-- Work order --
Copy out, exactly, the first line of the entries below and every line after it through the one containing "VASP's potentials were".

### Raw data ###

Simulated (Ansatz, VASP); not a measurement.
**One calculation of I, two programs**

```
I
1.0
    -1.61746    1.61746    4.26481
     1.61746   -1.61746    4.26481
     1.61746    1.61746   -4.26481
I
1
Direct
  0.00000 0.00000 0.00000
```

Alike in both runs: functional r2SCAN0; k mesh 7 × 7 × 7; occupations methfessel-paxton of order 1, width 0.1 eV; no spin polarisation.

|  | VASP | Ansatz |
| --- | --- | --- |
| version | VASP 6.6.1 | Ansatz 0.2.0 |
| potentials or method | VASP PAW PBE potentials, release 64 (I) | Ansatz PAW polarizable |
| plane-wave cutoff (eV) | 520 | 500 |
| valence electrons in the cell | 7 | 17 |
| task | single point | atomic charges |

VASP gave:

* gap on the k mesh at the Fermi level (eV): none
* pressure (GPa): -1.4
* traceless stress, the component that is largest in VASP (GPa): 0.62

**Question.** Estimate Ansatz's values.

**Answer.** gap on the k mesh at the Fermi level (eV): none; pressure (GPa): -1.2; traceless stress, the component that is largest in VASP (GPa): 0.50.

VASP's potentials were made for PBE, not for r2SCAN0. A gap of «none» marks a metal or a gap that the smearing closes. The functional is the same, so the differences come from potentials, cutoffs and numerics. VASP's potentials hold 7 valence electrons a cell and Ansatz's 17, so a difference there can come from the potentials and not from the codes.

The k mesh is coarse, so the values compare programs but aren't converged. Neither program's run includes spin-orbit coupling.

###

-- Expected answer --
Simulated (Ansatz, VASP); not a measurement.
**One calculation of I, two programs**

```
I
1.0
    -1.61746    1.61746    4.26481
     1.61746   -1.61746    4.26481
     1.61746    1.61746   -4.26481
I
1
Direct
  0.00000 0.00000 0.00000
```

Alike in both runs: functional r2SCAN0; k mesh 7 × 7 × 7; occupations methfessel-paxton of order 1, width 0.1 eV; no spin polarisation.

|  | VASP | Ansatz |
| --- | --- | --- |
| version | VASP 6.6.1 | Ansatz 0.2.0 |
| potentials or method | VASP PAW PBE potentials, release 64 (I) | Ansatz PAW polarizable |
| plane-wave cutoff (eV) | 520 | 500 |
| valence electrons in the cell | 7 | 17 |
| task | single point | atomic charges |

VASP gave:

* gap on the k mesh at the Fermi level (eV): none
* pressure (GPa): -1.4
* traceless stress, the component that is largest in VASP (GPa): 0.62

**Question.** Estimate Ansatz's values.

**Answer.** gap on the k mesh at the Fermi level (eV): none; pressure (GPa): -1.2; traceless stress, the component that is largest in VASP (GPa): 0.50.

VASP's potentials were made for PBE, not for r2SCAN0. A gap of «none» marks a metal or a gap that the smearing closes. The functional is the same, so the differences come from potentials, cutoffs and numerics. VASP's potentials hold 7 valence electrons a cell and Ansatz's 17, so a difference there can come from the potentials and not from the codes.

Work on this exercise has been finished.